→ **Activity**: Lines from the beginning of the entries up to and including the one with "Potentials or basis: VASP" must be duplicated word for word; leave out all others.

• • • • • • •

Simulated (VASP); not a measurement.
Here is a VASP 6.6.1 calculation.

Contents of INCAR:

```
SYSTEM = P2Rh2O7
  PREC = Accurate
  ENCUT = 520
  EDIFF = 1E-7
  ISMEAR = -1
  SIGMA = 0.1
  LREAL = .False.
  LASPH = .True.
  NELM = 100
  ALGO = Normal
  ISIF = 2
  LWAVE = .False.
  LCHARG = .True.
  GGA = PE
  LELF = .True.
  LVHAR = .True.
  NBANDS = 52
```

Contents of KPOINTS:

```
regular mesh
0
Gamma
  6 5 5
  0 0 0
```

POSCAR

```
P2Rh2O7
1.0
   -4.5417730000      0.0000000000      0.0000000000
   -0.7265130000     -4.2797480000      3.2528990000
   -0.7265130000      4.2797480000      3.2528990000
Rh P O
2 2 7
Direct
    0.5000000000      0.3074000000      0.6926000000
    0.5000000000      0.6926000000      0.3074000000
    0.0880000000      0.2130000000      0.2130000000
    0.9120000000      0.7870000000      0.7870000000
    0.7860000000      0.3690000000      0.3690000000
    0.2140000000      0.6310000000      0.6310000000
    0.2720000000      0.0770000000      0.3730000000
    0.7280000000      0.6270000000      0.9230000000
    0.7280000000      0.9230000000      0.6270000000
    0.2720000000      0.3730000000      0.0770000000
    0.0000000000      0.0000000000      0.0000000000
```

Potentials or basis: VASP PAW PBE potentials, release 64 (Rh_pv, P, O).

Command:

• • • • • • •

→ **Task result**:
Simulated (VASP); not a measurement.
Here is a VASP 6.6.1 calculation.

Contents of INCAR:

```
SYSTEM = P2Rh2O7
  PREC = Accurate
  ENCUT = 520
  EDIFF = 1E-7
  ISMEAR = -1
  SIGMA = 0.1
  LREAL = .False.
  LASPH = .True.
  NELM = 100
  ALGO = Normal
  ISIF = 2
  LWAVE = .False.
  LCHARG = .True.
  GGA = PE
  LELF = .True.
  LVHAR = .True.
  NBANDS = 52
```

Contents of KPOINTS:

```
regular mesh
0
Gamma
  6 5 5
  0 0 0
```

POSCAR

```
P2Rh2O7
1.0
   -4.5417730000      0.0000000000      0.0000000000
   -0.7265130000     -4.2797480000      3.2528990000
   -0.7265130000      4.2797480000      3.2528990000
Rh P O
2 2 7
Direct
    0.5000000000      0.3074000000      0.6926000000
    0.5000000000      0.6926000000      0.3074000000
    0.0880000000      0.2130000000      0.2130000000
    0.9120000000      0.7870000000      0.7870000000
    0.7860000000      0.3690000000      0.3690000000
    0.2140000000      0.6310000000      0.6310000000
    0.2720000000      0.0770000000      0.3730000000
    0.7280000000      0.6270000000      0.9230000000
    0.7280000000      0.9230000000      0.6270000000
    0.2720000000      0.3730000000      0.0770000000
    0.0000000000      0.0000000000      0.0000000000
```

Potentials or basis: VASP PAW PBE potentials, release 64 (Rh_pv, P, O).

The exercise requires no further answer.